_GIVEN RECORDS_
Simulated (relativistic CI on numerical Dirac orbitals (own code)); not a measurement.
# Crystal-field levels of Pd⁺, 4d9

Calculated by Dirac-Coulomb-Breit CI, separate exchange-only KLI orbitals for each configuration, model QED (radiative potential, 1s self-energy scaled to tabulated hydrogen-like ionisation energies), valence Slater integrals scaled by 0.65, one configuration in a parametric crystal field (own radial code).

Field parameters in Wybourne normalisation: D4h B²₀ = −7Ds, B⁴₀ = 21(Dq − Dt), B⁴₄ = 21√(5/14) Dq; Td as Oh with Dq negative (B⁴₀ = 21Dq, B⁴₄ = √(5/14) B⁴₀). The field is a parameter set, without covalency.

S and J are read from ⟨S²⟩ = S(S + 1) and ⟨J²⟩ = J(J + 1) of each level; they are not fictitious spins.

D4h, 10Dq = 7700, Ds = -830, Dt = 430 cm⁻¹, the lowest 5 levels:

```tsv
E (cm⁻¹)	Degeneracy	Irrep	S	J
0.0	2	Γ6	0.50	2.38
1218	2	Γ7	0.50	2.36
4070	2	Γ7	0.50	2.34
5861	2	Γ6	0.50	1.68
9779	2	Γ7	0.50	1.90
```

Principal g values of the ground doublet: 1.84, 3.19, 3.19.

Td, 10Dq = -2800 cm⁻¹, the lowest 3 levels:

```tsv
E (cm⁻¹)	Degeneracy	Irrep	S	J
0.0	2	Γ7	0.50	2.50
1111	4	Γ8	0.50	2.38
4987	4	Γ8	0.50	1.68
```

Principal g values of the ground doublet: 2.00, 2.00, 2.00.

_REQUIREMENT_
Every line above should be retyped exactly as given.

_ANSWER BOX_
Simulated (relativistic CI on numerical Dirac orbitals (own code)); not a measurement.
# Crystal-field levels of Pd⁺, 4d9

Calculated by Dirac-Coulomb-Breit CI, separate exchange-only KLI orbitals for each configuration, model QED (radiative potential, 1s self-energy scaled to tabulated hydrogen-like ionisation energies), valence Slater integrals scaled by 0.65, one configuration in a parametric crystal field (own radial code).

Field parameters in Wybourne normalisation: D4h B²₀ = −7Ds, B⁴₀ = 21(Dq − Dt), B⁴₄ = 21√(5/14) Dq; Td as Oh with Dq negative (B⁴₀ = 21Dq, B⁴₄ = √(5/14) B⁴₀). The field is a parameter set, without covalency.

S and J are read from ⟨S²⟩ = S(S + 1) and ⟨J²⟩ = J(J + 1) of each level; they are not fictitious spins.

D4h, 10Dq = 7700, Ds = -830, Dt = 430 cm⁻¹, the lowest 5 levels:

```tsv
E (cm⁻¹)	Degeneracy	Irrep	S	J
0.0	2	Γ6	0.50	2.38
1218	2	Γ7	0.50	2.36
4070	2	Γ7	0.50	2.34
5861	2	Γ6	0.50	1.68
9779	2	Γ7	0.50	1.90
```

Principal g values of the ground doublet: 1.84, 3.19, 3.19.

Td, 10Dq = -2800 cm⁻¹, the lowest 3 levels:

```tsv
E (cm⁻¹)	Degeneracy	Irrep	S	J
0.0	2	Γ7	0.50	2.50
1111	4	Γ8	0.50	2.38
4987	4	Γ8	0.50	1.68
```

Principal g values of the ground doublet: 2.00, 2.00, 2.00.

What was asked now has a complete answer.